Work task: Could you set down exactly the lines in the records below between the line holding "Q: Compute μ" and the line holding "1.91 | 101 | 7 |", inclusive?

Listed records:
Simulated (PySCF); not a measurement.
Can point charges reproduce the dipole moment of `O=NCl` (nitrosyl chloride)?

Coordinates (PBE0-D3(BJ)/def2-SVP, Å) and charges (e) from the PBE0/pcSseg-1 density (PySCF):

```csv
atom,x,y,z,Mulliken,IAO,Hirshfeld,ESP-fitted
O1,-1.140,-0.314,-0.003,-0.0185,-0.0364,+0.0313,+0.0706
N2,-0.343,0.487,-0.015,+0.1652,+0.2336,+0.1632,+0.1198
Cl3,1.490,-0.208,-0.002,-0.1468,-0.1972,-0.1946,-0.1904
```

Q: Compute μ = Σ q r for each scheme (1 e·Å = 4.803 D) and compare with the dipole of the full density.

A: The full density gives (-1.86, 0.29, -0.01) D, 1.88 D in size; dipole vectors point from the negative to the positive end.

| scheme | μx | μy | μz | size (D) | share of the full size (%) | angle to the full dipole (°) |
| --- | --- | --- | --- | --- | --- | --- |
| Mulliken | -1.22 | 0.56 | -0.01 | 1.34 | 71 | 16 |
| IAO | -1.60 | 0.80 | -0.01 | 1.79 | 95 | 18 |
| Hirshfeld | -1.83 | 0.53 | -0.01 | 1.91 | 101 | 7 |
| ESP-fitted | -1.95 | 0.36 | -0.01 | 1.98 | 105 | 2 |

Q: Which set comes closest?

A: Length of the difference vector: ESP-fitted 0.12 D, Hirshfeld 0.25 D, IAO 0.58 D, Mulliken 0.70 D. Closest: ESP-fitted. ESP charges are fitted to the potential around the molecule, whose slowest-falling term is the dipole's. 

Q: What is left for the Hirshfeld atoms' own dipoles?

Reply:
Q: Compute μ = Σ q r for each scheme (1 e·Å = 4.803 D) and compare with the dipole of the full density.

A: The full density gives (-1.86, 0.29, -0.01) D, 1.88 D in size; dipole vectors point from the negative to the positive end.

| scheme | μx | μy | μz | size (D) | share of the full size (%) | angle to the full dipole (°) |
| --- | --- | --- | --- | --- | --- | --- |
| Mulliken | -1.22 | 0.56 | -0.01 | 1.34 | 71 | 16 |
| IAO | -1.60 | 0.80 | -0.01 | 1.79 | 95 | 18 |
| Hirshfeld | -1.83 | 0.53 | -0.01 | 1.91 | 101 | 7 |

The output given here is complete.